* **Excerpted records**:

==============================

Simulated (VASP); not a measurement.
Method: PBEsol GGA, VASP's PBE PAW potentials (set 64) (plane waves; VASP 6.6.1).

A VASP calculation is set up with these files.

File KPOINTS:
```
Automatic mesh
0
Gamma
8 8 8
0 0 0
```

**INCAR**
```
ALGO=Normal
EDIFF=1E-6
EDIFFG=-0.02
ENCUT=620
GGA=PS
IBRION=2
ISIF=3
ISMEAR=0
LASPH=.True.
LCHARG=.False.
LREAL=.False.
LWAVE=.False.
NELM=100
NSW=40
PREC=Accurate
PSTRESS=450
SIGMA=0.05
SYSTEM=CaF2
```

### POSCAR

==============================

* **Work instruction**: Word for word, reproduce every line of the data.

* **Written response**:
Simulated (VASP); not a measurement.
Method: PBEsol GGA, VASP's PBE PAW potentials (set 64) (plane waves; VASP 6.6.1).

A VASP calculation is set up with these files.

File KPOINTS:
```
Automatic mesh
0
Gamma
8 8 8
0 0 0
```

**INCAR**
```
ALGO=Normal
EDIFF=1E-6
EDIFFG=-0.02
ENCUT=620
GGA=PS
IBRION=2
ISIF=3
ISMEAR=0
LASPH=.True.
LCHARG=.False.
LREAL=.False.
LWAVE=.False.
NELM=100
NSW=40
PREC=Accurate
PSTRESS=450
SIGMA=0.05
SYSTEM=CaF2
```

### POSCAR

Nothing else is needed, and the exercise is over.